◆ ◆ ◆ ◆ ◆ ◆ ◆

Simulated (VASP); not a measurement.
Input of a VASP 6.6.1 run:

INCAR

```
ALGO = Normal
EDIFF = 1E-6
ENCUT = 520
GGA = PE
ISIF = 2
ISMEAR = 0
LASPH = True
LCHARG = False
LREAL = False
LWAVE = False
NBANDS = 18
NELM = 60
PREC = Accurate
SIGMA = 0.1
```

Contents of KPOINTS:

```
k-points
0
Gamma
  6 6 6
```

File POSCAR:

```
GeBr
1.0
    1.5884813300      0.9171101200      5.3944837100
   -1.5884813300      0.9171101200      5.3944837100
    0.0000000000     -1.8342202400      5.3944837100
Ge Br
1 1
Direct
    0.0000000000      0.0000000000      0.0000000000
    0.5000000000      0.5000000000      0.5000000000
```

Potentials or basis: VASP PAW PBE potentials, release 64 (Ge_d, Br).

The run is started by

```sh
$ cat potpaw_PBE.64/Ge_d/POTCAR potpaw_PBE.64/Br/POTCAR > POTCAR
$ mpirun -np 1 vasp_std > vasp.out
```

◆ ◆ ◆ ◆ ◆ ◆ ◆

[Task item]
Transcribe each entry above exactly as it reads.

[Expected answer]
Simulated (VASP); not a measurement.
Input of a VASP 6.6.1 run:

INCAR

```
ALGO = Normal
EDIFF = 1E-6
ENCUT = 520
GGA = PE
ISIF = 2
ISMEAR = 0
LASPH = True
LCHARG = False
LREAL = False
LWAVE = False
NBANDS = 18
NELM = 60
PREC = Accurate
SIGMA = 0.1
```

Contents of KPOINTS:

```
k-points
0
Gamma
  6 6 6
```

File POSCAR:

```
GeBr
1.0
    1.5884813300      0.9171101200      5.3944837100
   -1.5884813300      0.9171101200      5.3944837100
    0.0000000000     -1.8342202400      5.3944837100
Ge Br
1 1
Direct
    0.0000000000      0.0000000000      0.0000000000
    0.5000000000      0.5000000000      0.5000000000
```

Potentials or basis: VASP PAW PBE potentials, release 64 (Ge_d, Br).

The run is started by

```sh
$ cat potpaw_PBE.64/Ge_d/POTCAR potpaw_PBE.64/Br/POTCAR > POTCAR
$ mpirun -np 1 vasp_std > vasp.out
```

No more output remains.